→ Work order
Every line of the material below, from the top through the line with "Bonds: B1–O2, O2–Si3, Si3–C4, C4–C5", should be reproduced exactly.

Data provided START
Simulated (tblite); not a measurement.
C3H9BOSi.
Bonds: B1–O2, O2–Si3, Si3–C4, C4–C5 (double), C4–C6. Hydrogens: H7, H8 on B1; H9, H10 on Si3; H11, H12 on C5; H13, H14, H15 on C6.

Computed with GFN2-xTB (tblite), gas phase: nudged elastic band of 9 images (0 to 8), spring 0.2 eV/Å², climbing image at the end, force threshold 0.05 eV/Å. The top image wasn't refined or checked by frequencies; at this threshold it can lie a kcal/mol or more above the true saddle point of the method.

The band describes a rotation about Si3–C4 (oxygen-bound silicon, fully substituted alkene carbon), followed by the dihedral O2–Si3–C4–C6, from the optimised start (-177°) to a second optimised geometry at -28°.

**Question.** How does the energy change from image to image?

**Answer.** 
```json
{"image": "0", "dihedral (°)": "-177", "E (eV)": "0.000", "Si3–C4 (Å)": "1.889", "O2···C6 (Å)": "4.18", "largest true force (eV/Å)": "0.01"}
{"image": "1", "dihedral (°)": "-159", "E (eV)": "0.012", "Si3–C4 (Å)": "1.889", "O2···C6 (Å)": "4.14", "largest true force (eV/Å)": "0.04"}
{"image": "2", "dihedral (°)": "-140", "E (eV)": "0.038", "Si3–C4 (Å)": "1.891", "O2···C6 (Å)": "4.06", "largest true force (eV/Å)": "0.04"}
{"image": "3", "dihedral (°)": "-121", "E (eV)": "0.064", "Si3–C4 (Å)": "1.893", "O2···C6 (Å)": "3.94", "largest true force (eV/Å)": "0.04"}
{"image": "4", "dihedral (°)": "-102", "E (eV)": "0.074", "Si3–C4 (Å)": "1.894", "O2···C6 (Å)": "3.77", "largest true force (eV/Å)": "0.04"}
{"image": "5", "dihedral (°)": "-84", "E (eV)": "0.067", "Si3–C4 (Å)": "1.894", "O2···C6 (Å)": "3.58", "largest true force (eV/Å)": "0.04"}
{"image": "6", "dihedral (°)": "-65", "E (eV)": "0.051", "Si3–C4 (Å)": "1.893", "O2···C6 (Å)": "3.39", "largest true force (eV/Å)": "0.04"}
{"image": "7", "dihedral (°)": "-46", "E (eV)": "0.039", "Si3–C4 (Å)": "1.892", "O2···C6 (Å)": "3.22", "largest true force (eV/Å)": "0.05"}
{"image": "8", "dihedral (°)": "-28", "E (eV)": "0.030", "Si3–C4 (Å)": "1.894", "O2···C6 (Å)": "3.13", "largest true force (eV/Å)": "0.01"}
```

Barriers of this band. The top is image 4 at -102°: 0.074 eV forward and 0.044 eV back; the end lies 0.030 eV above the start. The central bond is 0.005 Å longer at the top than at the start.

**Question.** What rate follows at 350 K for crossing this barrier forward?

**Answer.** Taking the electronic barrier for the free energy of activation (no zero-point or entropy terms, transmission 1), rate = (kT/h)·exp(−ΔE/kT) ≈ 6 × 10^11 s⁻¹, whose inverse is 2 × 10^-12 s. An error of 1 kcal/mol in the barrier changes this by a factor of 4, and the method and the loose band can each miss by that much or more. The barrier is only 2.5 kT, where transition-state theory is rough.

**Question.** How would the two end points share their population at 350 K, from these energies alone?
Data provided END

→ Task response
Simulated (tblite); not a measurement.
C3H9BOSi.
Bonds: B1–O2, O2–Si3, Si3–C4, C4–C5 (double), C4–C6. Hydrogens: H7, H8 on B1; H9, H10 on Si3; H11, H12 on C5; H13, H14, H15 on C6.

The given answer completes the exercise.